Assigned task - Retype all of the records precisely.

Data under study -
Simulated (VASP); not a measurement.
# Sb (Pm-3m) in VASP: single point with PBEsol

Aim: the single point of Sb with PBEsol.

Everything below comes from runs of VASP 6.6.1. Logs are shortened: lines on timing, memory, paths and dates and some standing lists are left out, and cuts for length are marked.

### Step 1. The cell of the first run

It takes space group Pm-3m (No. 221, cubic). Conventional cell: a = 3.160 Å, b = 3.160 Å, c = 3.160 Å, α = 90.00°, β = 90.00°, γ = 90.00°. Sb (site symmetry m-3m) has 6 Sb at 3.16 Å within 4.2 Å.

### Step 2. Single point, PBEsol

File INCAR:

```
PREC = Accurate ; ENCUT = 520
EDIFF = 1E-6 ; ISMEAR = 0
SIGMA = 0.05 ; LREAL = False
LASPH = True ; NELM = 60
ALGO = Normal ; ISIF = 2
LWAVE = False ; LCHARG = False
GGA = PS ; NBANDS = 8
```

Answer box -
Simulated (VASP); not a measurement.
# Sb (Pm-3m) in VASP: single point with PBEsol

Aim: the single point of Sb with PBEsol.

Everything below comes from runs of VASP 6.6.1. Logs are shortened: lines on timing, memory, paths and dates and some standing lists are left out, and cuts for length are marked.

### Step 1. The cell of the first run

It takes space group Pm-3m (No. 221, cubic). Conventional cell: a = 3.160 Å, b = 3.160 Å, c = 3.160 Å, α = 90.00°, β = 90.00°, γ = 90.00°. Sb (site symmetry m-3m) has 6 Sb at 3.16 Å within 4.2 Å.

### Step 2. Single point, PBEsol

File INCAR:

```
PREC = Accurate ; ENCUT = 520
EDIFF = 1E-6 ; ISMEAR = 0
SIGMA = 0.05 ; LREAL = False
LASPH = True ; NELM = 60
ALGO = Normal ; ISIF = 2
LWAVE = False ; LCHARG = False
GGA = PS ; NBANDS = 8
```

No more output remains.